** Opening Information given block **
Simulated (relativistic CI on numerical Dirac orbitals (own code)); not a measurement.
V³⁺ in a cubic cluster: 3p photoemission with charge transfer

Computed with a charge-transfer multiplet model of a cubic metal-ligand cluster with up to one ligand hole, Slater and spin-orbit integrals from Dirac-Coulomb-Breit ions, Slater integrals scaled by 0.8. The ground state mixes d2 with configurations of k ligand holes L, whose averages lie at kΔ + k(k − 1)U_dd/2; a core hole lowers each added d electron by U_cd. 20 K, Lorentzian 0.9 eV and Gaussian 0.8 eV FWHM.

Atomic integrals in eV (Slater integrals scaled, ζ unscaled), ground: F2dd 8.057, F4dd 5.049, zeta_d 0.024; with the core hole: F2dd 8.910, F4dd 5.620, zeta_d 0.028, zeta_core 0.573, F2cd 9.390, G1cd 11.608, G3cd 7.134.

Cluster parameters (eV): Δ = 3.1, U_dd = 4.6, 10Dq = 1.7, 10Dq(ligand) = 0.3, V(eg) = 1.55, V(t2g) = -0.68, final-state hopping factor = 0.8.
** Closing Information given block **

▸ Work task
Give back every record exactly.

▸ Reply
Simulated (relativistic CI on numerical Dirac orbitals (own code)); not a measurement.
V³⁺ in a cubic cluster: 3p photoemission with charge transfer

Computed with a charge-transfer multiplet model of a cubic metal-ligand cluster with up to one ligand hole, Slater and spin-orbit integrals from Dirac-Coulomb-Breit ions, Slater integrals scaled by 0.8. The ground state mixes d2 with configurations of k ligand holes L, whose averages lie at kΔ + k(k − 1)U_dd/2; a core hole lowers each added d electron by U_cd. 20 K, Lorentzian 0.9 eV and Gaussian 0.8 eV FWHM.

Atomic integrals in eV (Slater integrals scaled, ζ unscaled), ground: F2dd 8.057, F4dd 5.049, zeta_d 0.024; with the core hole: F2dd 8.910, F4dd 5.620, zeta_d 0.028, zeta_core 0.573, F2cd 9.390, G1cd 11.608, G3cd 7.134.

Cluster parameters (eV): Δ = 3.1, U_dd = 4.6, 10Dq = 1.7, 10Dq(ligand) = 0.3, V(eg) = 1.55, V(t2g) = -0.68, final-state hopping factor = 0.8.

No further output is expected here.